Brief:
Starting with the first line and ending with the line that holds "0.16 | 119.84 |", repeat the material exactly.

Dataset extract:
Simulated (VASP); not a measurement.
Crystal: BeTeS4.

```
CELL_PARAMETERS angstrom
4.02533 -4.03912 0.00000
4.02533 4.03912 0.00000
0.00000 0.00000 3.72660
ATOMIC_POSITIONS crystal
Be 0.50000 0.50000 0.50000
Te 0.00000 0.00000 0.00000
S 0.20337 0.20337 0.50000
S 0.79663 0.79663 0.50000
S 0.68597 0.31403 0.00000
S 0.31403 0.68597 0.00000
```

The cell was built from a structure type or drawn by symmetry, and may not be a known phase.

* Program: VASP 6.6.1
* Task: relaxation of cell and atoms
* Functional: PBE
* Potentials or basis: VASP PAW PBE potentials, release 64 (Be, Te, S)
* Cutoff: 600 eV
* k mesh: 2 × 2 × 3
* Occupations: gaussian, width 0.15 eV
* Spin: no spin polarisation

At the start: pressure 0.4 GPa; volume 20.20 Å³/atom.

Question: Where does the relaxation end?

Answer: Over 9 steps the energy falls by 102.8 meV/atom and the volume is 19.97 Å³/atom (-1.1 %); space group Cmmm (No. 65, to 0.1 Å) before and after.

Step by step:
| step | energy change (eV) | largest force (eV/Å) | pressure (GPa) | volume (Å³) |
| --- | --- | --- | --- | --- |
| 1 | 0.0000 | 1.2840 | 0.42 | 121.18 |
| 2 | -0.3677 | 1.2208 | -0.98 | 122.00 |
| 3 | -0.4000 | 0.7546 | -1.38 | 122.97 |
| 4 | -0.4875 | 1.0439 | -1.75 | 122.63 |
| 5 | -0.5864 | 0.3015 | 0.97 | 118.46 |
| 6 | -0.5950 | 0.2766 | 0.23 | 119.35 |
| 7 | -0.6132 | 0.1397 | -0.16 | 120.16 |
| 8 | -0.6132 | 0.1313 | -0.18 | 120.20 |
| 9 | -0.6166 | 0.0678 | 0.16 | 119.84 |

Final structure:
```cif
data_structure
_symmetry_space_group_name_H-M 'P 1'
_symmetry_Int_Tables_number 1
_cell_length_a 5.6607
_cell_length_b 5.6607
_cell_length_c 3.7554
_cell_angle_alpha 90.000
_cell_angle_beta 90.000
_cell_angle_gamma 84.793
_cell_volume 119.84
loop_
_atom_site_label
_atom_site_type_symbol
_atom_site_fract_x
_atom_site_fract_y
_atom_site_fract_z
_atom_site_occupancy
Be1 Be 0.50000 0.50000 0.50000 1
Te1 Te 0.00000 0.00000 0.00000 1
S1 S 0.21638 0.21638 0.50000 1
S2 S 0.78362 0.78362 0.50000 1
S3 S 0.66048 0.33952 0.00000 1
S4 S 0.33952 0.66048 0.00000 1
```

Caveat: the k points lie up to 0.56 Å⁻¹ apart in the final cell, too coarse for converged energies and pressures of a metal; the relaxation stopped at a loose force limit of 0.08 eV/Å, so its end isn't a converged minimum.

Exercise answer:
Simulated (VASP); not a measurement.
Crystal: BeTeS4.

```
CELL_PARAMETERS angstrom
4.02533 -4.03912 0.00000
4.02533 4.03912 0.00000
0.00000 0.00000 3.72660
ATOMIC_POSITIONS crystal
Be 0.50000 0.50000 0.50000
Te 0.00000 0.00000 0.00000
S 0.20337 0.20337 0.50000
S 0.79663 0.79663 0.50000
S 0.68597 0.31403 0.00000
S 0.31403 0.68597 0.00000
```

The cell was built from a structure type or drawn by symmetry, and may not be a known phase.

* Program: VASP 6.6.1
* Task: relaxation of cell and atoms
* Functional: PBE
* Potentials or basis: VASP PAW PBE potentials, release 64 (Be, Te, S)
* Cutoff: 600 eV
* k mesh: 2 × 2 × 3
* Occupations: gaussian, width 0.15 eV
* Spin: no spin polarisation

At the start: pressure 0.4 GPa; volume 20.20 Å³/atom.

Question: Where does the relaxation end?

Answer: Over 9 steps the energy falls by 102.8 meV/atom and the volume is 19.97 Å³/atom (-1.1 %); space group Cmmm (No. 65, to 0.1 Å) before and after.

Step by step:
| step | energy change (eV) | largest force (eV/Å) | pressure (GPa) | volume (Å³) |
| --- | --- | --- | --- | --- |
| 1 | 0.0000 | 1.2840 | 0.42 | 121.18 |
| 2 | -0.3677 | 1.2208 | -0.98 | 122.00 |
| 3 | -0.4000 | 0.7546 | -1.38 | 122.97 |
| 4 | -0.4875 | 1.0439 | -1.75 | 122.63 |
| 5 | -0.5864 | 0.3015 | 0.97 | 118.46 |
| 6 | -0.5950 | 0.2766 | 0.23 | 119.35 |
| 7 | -0.6132 | 0.1397 | -0.16 | 120.16 |
| 8 | -0.6132 | 0.1313 | -0.18 | 120.20 |
| 9 | -0.6166 | 0.0678 | 0.16 | 119.84 |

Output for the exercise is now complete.